Work instruction: Beginning at the top of the data below, write out every line exactly until you reach the line with "The complex: 10", and include that line.

Study material:
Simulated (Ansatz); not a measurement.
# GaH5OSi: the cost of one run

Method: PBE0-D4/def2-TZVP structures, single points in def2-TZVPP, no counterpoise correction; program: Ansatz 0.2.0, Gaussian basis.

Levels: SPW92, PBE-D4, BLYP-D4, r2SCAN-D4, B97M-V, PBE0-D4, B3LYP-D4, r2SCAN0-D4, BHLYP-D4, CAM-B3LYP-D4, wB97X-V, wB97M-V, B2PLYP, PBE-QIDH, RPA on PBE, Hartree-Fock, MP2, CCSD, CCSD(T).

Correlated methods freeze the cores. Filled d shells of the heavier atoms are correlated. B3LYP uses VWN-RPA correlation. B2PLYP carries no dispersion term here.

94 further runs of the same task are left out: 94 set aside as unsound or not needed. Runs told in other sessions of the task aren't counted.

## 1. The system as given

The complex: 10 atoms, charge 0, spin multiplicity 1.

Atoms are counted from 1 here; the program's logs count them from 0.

Exercise output:
Simulated (Ansatz); not a measurement.
# GaH5OSi: the cost of one run

Method: PBE0-D4/def2-TZVP structures, single points in def2-TZVPP, no counterpoise correction; program: Ansatz 0.2.0, Gaussian basis.

Levels: SPW92, PBE-D4, BLYP-D4, r2SCAN-D4, B97M-V, PBE0-D4, B3LYP-D4, r2SCAN0-D4, BHLYP-D4, CAM-B3LYP-D4, wB97X-V, wB97M-V, B2PLYP, PBE-QIDH, RPA on PBE, Hartree-Fock, MP2, CCSD, CCSD(T).

Correlated methods freeze the cores. Filled d shells of the heavier atoms are correlated. B3LYP uses VWN-RPA correlation. B2PLYP carries no dispersion term here.

94 further runs of the same task are left out: 94 set aside as unsound or not needed. Runs told in other sessions of the task aren't counted.

## 1. The system as given

The complex: 10 atoms, charge 0, spin multiplicity 1.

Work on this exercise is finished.